▶ **Requirement**: Line by line, print the records exactly.

▶ **Provided information**:

-*-

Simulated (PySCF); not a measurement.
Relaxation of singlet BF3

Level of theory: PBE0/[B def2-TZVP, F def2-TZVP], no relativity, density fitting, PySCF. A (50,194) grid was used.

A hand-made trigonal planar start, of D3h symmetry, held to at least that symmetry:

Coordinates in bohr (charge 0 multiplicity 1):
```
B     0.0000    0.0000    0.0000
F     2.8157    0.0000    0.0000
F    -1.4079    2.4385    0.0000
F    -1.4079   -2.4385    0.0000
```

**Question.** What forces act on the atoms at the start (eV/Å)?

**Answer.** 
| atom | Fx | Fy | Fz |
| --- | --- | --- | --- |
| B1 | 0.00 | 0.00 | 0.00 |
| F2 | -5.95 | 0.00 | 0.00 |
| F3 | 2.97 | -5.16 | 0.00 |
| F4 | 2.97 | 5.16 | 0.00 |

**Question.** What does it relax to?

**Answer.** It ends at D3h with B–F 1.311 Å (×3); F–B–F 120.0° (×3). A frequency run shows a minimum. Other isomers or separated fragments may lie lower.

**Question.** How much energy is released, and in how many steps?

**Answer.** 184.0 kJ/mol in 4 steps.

-*-

▶ **Written reply**:
Simulated (PySCF); not a measurement.
Relaxation of singlet BF3

Level of theory: PBE0/[B def2-TZVP, F def2-TZVP], no relativity, density fitting, PySCF. A (50,194) grid was used.

A hand-made trigonal planar start, of D3h symmetry, held to at least that symmetry:

Coordinates in bohr (charge 0 multiplicity 1):
```
B     0.0000    0.0000    0.0000
F     2.8157    0.0000    0.0000
F    -1.4079    2.4385    0.0000
F    -1.4079   -2.4385    0.0000
```

**Question.** What forces act on the atoms at the start (eV/Å)?

**Answer.** 
| atom | Fx | Fy | Fz |
| --- | --- | --- | --- |
| B1 | 0.00 | 0.00 | 0.00 |
| F2 | -5.95 | 0.00 | 0.00 |
| F3 | 2.97 | -5.16 | 0.00 |
| F4 | 2.97 | 5.16 | 0.00 |

**Question.** What does it relax to?

**Answer.** It ends at D3h with B–F 1.311 Å (×3); F–B–F 120.0° (×3). A frequency run shows a minimum. Other isomers or separated fragments may lie lower.

**Question.** How much energy is released, and in how many steps?

**Answer.** 184.0 kJ/mol in 4 steps.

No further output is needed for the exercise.